### Exercise
Starting with the first line of the data that follows, transcribe every line verbatim until the line containing "C₄H₃S, doublet; SMILES c1scc[c]1" has been transcribed.

### Extracted entries
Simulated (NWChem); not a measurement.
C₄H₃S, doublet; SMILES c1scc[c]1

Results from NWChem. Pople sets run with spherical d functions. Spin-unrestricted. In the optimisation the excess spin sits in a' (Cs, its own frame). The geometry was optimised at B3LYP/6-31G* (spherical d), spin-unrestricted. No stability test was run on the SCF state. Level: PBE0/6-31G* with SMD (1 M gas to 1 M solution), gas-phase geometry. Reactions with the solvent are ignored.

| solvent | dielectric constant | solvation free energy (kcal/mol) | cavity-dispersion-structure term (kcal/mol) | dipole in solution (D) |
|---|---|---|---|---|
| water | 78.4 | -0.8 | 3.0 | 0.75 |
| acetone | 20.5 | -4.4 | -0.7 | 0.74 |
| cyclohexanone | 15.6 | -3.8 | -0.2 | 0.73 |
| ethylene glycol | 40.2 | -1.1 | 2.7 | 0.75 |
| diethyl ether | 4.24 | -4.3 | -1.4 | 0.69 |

### Reply
Simulated (NWChem); not a measurement.
C₄H₃S, doublet; SMILES c1scc[c]1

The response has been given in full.